◇ ◇ ◇ ◇ ◇ ◇ ◇

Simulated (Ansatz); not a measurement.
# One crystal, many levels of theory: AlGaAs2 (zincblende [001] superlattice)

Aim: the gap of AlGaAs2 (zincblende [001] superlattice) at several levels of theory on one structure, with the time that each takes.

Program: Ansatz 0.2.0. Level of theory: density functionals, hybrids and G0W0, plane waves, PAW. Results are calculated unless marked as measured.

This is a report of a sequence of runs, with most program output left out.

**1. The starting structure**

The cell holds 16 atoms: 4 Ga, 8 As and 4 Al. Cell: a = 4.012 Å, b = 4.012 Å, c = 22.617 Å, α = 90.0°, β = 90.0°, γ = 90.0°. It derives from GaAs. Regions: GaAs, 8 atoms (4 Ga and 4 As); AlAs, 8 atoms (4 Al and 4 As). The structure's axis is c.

◇ ◇ ◇ ◇ ◇ ◇ ◇

_ASSIGNED TASK_. Each line of the records above must be copied exactly.

_EXERCISE ANSWER_.
Simulated (Ansatz); not a measurement.
# One crystal, many levels of theory: AlGaAs2 (zincblende [001] superlattice)

Aim: the gap of AlGaAs2 (zincblende [001] superlattice) at several levels of theory on one structure, with the time that each takes.

Program: Ansatz 0.2.0. Level of theory: density functionals, hybrids and G0W0, plane waves, PAW. Results are calculated unless marked as measured.

This is a report of a sequence of runs, with most program output left out.

**1. The starting structure**

The cell holds 16 atoms: 4 Ga, 8 As and 4 Al. Cell: a = 4.012 Å, b = 4.012 Å, c = 22.617 Å, α = 90.0°, β = 90.0°, γ = 90.0°. It derives from GaAs. Regions: GaAs, 8 atoms (4 Ga and 4 As); AlAs, 8 atoms (4 Al and 4 As). The structure's axis is c.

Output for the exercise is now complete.